Activity ▸
Extract the entries in their exact form.

BEGIN Material provided

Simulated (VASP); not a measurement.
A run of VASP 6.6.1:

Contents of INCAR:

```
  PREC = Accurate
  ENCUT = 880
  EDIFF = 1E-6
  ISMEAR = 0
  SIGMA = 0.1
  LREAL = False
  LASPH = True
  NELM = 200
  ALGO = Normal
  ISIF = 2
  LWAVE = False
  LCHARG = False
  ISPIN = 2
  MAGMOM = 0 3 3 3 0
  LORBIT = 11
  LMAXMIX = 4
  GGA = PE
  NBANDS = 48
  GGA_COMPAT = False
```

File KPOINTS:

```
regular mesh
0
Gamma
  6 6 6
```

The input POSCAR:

END Material provided

Exercise answer ▸
Simulated (VASP); not a measurement.
A run of VASP 6.6.1:

Contents of INCAR:

```
  PREC = Accurate
  ENCUT = 880
  EDIFF = 1E-6
  ISMEAR = 0
  SIGMA = 0.1
  LREAL = False
  LASPH = True
  NELM = 200
  ALGO = Normal
  ISIF = 2
  LWAVE = False
  LCHARG = False
  ISPIN = 2
  MAGMOM = 0 3 3 3 0
  LORBIT = 11
  LMAXMIX = 4
  GGA = PE
  NBANDS = 48
  GGA_COMPAT = False
```

File KPOINTS:

```
regular mesh
0
Gamma
  6 6 6
```

The input POSCAR:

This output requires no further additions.